(RECORDS SHOWN):

============

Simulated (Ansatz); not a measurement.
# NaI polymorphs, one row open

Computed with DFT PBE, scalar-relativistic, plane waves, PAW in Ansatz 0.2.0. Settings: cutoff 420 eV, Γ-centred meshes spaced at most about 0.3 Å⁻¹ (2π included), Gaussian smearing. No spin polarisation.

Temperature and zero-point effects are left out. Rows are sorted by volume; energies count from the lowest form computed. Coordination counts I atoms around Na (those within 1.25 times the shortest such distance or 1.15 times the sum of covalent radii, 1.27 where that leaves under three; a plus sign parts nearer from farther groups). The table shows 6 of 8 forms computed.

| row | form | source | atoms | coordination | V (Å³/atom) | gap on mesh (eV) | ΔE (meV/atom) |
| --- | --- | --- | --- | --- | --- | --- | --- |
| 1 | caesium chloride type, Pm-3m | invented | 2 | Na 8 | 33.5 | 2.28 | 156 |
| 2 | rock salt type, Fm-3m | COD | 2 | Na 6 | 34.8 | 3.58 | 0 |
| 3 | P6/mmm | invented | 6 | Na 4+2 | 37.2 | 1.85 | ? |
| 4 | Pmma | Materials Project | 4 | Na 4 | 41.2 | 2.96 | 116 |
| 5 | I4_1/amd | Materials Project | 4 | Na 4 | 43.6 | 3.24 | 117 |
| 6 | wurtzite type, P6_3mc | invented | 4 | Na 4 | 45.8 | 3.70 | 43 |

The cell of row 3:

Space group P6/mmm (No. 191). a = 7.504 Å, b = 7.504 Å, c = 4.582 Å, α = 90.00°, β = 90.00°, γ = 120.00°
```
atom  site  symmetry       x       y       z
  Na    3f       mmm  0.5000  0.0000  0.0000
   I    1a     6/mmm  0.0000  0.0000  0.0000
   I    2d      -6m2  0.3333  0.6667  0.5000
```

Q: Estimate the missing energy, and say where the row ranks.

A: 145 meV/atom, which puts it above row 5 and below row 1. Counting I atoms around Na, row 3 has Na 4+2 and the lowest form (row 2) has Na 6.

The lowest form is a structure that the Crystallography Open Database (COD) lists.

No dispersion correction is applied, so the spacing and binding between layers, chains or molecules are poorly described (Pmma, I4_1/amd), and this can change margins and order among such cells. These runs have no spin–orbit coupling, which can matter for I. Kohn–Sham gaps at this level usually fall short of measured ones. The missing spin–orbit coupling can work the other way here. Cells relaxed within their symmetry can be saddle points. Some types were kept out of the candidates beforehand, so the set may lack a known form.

============

(TASK ITEM): Return the material exactly as it stands above, but only from its first line to the line containing "Computed with DFT", both ends included.

(WRITTEN ANSWER):
Simulated (Ansatz); not a measurement.
# NaI polymorphs, one row open

Computed with DFT PBE, scalar-relativistic, plane waves, PAW in Ansatz 0.2.0. Settings: cutoff 420 eV, Γ-centred meshes spaced at most about 0.3 Å⁻¹ (2π included), Gaussian smearing. No spin polarisation.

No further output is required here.